=== Section Start ===

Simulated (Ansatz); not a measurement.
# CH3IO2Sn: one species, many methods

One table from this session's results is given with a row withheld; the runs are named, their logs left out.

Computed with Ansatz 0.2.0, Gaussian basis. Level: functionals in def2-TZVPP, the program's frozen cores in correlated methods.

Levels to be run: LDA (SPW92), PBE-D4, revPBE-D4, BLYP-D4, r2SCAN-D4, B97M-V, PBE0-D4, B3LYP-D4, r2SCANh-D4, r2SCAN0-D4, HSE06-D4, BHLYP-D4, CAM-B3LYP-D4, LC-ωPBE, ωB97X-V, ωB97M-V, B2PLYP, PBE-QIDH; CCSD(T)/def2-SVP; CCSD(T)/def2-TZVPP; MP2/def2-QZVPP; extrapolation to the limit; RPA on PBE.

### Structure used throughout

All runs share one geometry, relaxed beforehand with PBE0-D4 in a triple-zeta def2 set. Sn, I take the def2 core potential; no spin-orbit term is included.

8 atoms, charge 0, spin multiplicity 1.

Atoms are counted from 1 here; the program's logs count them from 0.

=== Section End ===

**Brief**:
Output the entire listing precisely as it stands.

**Answer box**:
Simulated (Ansatz); not a measurement.
# CH3IO2Sn: one species, many methods

One table from this session's results is given with a row withheld; the runs are named, their logs left out.

Computed with Ansatz 0.2.0, Gaussian basis. Level: functionals in def2-TZVPP, the program's frozen cores in correlated methods.

Levels to be run: LDA (SPW92), PBE-D4, revPBE-D4, BLYP-D4, r2SCAN-D4, B97M-V, PBE0-D4, B3LYP-D4, r2SCANh-D4, r2SCAN0-D4, HSE06-D4, BHLYP-D4, CAM-B3LYP-D4, LC-ωPBE, ωB97X-V, ωB97M-V, B2PLYP, PBE-QIDH; CCSD(T)/def2-SVP; CCSD(T)/def2-TZVPP; MP2/def2-QZVPP; extrapolation to the limit; RPA on PBE.

### Structure used throughout

All runs share one geometry, relaxed beforehand with PBE0-D4 in a triple-zeta def2 set. Sn, I take the def2 core potential; no spin-orbit term is included.

8 atoms, charge 0, spin multiplicity 1.

Atoms are counted from 1 here; the program's logs count them from 0.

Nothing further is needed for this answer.